☆ ☆ ☆ ☆ ☆

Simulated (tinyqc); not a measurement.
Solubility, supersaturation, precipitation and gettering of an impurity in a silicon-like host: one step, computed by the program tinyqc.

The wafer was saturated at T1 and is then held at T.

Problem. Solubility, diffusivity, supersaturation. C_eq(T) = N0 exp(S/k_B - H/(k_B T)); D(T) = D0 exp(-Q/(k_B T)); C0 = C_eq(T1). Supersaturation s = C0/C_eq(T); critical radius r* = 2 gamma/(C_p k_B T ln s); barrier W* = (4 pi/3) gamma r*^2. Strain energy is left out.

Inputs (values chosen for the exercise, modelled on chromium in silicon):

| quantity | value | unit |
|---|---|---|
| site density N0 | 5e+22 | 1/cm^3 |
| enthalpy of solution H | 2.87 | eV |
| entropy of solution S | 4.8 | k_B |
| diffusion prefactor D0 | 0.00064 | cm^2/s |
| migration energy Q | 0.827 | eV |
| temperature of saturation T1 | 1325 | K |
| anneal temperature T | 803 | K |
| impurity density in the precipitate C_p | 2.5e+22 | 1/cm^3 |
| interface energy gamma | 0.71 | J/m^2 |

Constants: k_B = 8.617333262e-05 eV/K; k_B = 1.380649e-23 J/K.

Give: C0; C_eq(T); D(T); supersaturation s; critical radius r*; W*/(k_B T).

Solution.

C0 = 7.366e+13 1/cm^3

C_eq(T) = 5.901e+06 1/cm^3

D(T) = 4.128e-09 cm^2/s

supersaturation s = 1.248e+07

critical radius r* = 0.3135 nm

☆ ☆ ☆ ☆ ☆

Write out the full set of records exactly as given.

Simulated (tinyqc); not a measurement.
Solubility, supersaturation, precipitation and gettering of an impurity in a silicon-like host: one step, computed by the program tinyqc.

The wafer was saturated at T1 and is then held at T.

Problem. Solubility, diffusivity, supersaturation. C_eq(T) = N0 exp(S/k_B - H/(k_B T)); D(T) = D0 exp(-Q/(k_B T)); C0 = C_eq(T1). Supersaturation s = C0/C_eq(T); critical radius r* = 2 gamma/(C_p k_B T ln s); barrier W* = (4 pi/3) gamma r*^2. Strain energy is left out.

Inputs (values chosen for the exercise, modelled on chromium in silicon):

| quantity | value | unit |
|---|---|---|
| site density N0 | 5e+22 | 1/cm^3 |
| enthalpy of solution H | 2.87 | eV |
| entropy of solution S | 4.8 | k_B |
| diffusion prefactor D0 | 0.00064 | cm^2/s |
| migration energy Q | 0.827 | eV |
| temperature of saturation T1 | 1325 | K |
| anneal temperature T | 803 | K |
| impurity density in the precipitate C_p | 2.5e+22 | 1/cm^3 |
| interface energy gamma | 0.71 | J/m^2 |

Constants: k_B = 8.617333262e-05 eV/K; k_B = 1.380649e-23 J/K.

Give: C0; C_eq(T); D(T); supersaturation s; critical radius r*; W*/(k_B T).

Solution.

C0 = 7.366e+13 1/cm^3

C_eq(T) = 5.901e+06 1/cm^3

D(T) = 4.128e-09 cm^2/s

supersaturation s = 1.248e+07

critical radius r* = 0.3135 nm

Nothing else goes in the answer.